Segment Start: DATA FOR ANALYSIS

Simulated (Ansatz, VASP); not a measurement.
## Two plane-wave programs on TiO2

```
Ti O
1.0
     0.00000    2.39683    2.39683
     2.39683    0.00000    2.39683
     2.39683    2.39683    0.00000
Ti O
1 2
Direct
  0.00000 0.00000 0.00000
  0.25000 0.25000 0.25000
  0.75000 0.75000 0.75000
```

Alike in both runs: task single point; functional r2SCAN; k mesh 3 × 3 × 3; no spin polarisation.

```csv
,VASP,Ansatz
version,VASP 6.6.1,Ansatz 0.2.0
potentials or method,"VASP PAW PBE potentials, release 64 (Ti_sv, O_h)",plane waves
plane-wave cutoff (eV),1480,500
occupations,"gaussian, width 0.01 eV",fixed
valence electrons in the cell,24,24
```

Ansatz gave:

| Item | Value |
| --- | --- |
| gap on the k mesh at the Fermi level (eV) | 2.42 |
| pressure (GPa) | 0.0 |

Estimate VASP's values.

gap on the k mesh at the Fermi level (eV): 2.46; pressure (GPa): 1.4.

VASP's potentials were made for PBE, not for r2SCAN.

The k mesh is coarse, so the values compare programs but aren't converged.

Segment End: DATA FOR ANALYSIS

WORK INSTRUCTION
Copy nothing beyond the line containing "VASP's potentials were". Transcribe exactly from the first line of the entries down to that line, inclusive.

ANSWER AREA
Simulated (Ansatz, VASP); not a measurement.
## Two plane-wave programs on TiO2

```
Ti O
1.0
     0.00000    2.39683    2.39683
     2.39683    0.00000    2.39683
     2.39683    2.39683    0.00000
Ti O
1 2
Direct
  0.00000 0.00000 0.00000
  0.25000 0.25000 0.25000
  0.75000 0.75000 0.75000
```

Alike in both runs: task single point; functional r2SCAN; k mesh 3 × 3 × 3; no spin polarisation.

```csv
,VASP,Ansatz
version,VASP 6.6.1,Ansatz 0.2.0
potentials or method,"VASP PAW PBE potentials, release 64 (Ti_sv, O_h)",plane waves
plane-wave cutoff (eV),1480,500
occupations,"gaussian, width 0.01 eV",fixed
valence electrons in the cell,24,24
```

Ansatz gave:

| Item | Value |
| --- | --- |
| gap on the k mesh at the Fermi level (eV) | 2.42 |
| pressure (GPa) | 0.0 |

Estimate VASP's values.

gap on the k mesh at the Fermi level (eV): 2.46; pressure (GPa): 1.4.

VASP's potentials were made for PBE, not for r2SCAN.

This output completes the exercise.